Exercise: Beginning with the first line and ending with the one containing "The picture is", copy the lines of the listing below exactly; omit everything else.

··········

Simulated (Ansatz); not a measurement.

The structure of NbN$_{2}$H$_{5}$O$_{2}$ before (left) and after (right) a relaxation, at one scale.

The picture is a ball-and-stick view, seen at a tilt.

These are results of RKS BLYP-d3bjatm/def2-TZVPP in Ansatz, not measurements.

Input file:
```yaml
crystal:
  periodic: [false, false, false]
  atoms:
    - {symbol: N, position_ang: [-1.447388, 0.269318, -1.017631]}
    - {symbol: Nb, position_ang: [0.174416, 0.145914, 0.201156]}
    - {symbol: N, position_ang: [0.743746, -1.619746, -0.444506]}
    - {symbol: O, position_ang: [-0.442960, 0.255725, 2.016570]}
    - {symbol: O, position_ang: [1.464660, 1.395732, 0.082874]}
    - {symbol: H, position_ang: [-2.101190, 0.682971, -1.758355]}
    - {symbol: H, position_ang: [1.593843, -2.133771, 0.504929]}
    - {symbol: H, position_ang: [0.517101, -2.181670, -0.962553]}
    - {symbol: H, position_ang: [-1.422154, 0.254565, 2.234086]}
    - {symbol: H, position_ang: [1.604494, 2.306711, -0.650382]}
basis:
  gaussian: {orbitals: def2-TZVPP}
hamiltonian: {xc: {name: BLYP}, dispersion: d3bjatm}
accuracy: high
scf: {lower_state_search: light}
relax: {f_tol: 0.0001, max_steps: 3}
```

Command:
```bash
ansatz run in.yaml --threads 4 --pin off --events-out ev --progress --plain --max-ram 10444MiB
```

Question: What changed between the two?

··········

Result:
Simulated (Ansatz); not a measurement.

The structure of NbN$_{2}$H$_{5}$O$_{2}$ before (left) and after (right) a relaxation, at one scale.

The picture is a ball-and-stick view, seen at a tilt.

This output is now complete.